> **SUPPLIED MATERIAL**:
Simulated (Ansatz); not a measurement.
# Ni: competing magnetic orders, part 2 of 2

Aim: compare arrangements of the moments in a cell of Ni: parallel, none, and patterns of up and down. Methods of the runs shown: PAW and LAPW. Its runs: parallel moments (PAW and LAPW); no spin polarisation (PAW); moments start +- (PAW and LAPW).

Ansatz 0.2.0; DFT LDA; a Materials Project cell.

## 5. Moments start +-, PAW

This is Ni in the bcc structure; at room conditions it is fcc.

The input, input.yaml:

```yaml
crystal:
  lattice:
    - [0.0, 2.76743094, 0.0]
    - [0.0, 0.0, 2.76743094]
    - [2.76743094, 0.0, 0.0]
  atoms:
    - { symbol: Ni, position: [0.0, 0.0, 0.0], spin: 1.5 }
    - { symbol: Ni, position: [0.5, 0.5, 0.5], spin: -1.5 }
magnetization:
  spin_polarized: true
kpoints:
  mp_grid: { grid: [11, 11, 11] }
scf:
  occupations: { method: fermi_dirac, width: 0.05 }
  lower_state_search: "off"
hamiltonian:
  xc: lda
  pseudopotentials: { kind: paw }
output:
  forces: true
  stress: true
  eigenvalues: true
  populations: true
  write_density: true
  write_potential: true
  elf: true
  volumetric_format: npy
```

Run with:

> **WORK INSTRUCTION**:
Lines from the top of the data above through the line with "# Ni: competing magnetic orders, part 2 of 2", both ends included: copy them exactly, nothing more.

> **ANSWER BOX**:
Simulated (Ansatz); not a measurement.
# Ni: competing magnetic orders, part 2 of 2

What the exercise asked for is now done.